* **Requirement**
In the listing that follows, locate the line containing "VASP 6.6.1 |" and the line containing "Several settings changed". Retype exactly those two lines and every line between them, and nothing more.

:: Stored data
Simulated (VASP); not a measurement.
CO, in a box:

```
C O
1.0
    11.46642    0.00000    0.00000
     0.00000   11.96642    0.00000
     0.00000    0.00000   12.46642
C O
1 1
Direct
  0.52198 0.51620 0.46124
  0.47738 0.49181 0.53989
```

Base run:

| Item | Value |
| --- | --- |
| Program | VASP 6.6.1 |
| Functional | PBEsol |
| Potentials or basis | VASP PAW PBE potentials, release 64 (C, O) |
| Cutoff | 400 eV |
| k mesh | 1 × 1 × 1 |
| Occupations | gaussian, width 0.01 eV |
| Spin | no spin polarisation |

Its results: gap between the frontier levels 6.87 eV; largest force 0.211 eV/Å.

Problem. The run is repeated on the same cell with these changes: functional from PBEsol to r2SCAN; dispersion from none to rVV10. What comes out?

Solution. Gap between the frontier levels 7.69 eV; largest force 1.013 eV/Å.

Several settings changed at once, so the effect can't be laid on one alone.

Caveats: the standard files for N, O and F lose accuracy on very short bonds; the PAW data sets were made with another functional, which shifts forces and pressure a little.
::::

* **Task solution**
| Program | VASP 6.6.1 |
| Functional | PBEsol |
| Potentials or basis | VASP PAW PBE potentials, release 64 (C, O) |
| Cutoff | 400 eV |
| k mesh | 1 × 1 × 1 |
| Occupations | gaussian, width 0.01 eV |
| Spin | no spin polarisation |

Its results: gap between the frontier levels 6.87 eV; largest force 0.211 eV/Å.

Problem. The run is repeated on the same cell with these changes: functional from PBEsol to r2SCAN; dispersion from none to rVV10. What comes out?

Solution. Gap between the frontier levels 7.69 eV; largest force 1.013 eV/Å.

Several settings changed at once, so the effect can't be laid on one alone.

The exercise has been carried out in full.